##### PROVIDED MATERIAL

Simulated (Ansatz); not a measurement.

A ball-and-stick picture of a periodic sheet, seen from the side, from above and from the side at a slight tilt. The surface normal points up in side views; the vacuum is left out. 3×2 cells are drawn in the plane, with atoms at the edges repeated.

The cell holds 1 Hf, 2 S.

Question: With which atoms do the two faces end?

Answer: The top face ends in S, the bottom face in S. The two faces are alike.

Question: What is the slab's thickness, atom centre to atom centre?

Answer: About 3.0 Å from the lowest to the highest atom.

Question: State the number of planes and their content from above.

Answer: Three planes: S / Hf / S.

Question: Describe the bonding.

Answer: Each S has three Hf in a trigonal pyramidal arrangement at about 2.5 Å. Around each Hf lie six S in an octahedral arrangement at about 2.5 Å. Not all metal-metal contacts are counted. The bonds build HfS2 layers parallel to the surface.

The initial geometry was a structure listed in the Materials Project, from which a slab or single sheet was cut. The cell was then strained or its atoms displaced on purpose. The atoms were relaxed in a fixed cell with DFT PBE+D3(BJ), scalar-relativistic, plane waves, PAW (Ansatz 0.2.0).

##########

Could you transcribe the entries above word for word, from the line with "The cell holds 1 Hf, 2 S." down to the line with "Question: Describe the bonding.", keeping both?

The cell holds 1 Hf, 2 S.

Question: With which atoms do the two faces end?

Answer: The top face ends in S, the bottom face in S. The two faces are alike.

Question: What is the slab's thickness, atom centre to atom centre?

Answer: About 3.0 Å from the lowest to the highest atom.

Question: State the number of planes and their content from above.

Answer: Three planes: S / Hf / S.

Question: Describe the bonding.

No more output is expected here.